__Required action__.
Up to and including the line that contains "Change from the", write out each line of the material from its first line, exactly.

--- Extracted data Enclosed Below ---
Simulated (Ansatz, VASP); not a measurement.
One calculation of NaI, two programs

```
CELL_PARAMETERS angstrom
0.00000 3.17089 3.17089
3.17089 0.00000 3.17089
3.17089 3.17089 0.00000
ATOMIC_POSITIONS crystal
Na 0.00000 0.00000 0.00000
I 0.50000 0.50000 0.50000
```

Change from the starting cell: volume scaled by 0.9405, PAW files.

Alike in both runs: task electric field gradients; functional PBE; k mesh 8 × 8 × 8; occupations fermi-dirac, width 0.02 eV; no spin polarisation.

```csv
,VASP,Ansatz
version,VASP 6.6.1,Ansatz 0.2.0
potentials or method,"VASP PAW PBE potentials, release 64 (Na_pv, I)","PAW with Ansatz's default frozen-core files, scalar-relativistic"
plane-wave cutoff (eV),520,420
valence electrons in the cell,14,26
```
--- End of Enclosed Extracted data ---

__Your solution__.
Simulated (Ansatz, VASP); not a measurement.
One calculation of NaI, two programs

```
CELL_PARAMETERS angstrom
0.00000 3.17089 3.17089
3.17089 0.00000 3.17089
3.17089 3.17089 0.00000
ATOMIC_POSITIONS crystal
Na 0.00000 0.00000 0.00000
I 0.50000 0.50000 0.50000
```

Change from the starting cell: volume scaled by 0.9405, PAW files.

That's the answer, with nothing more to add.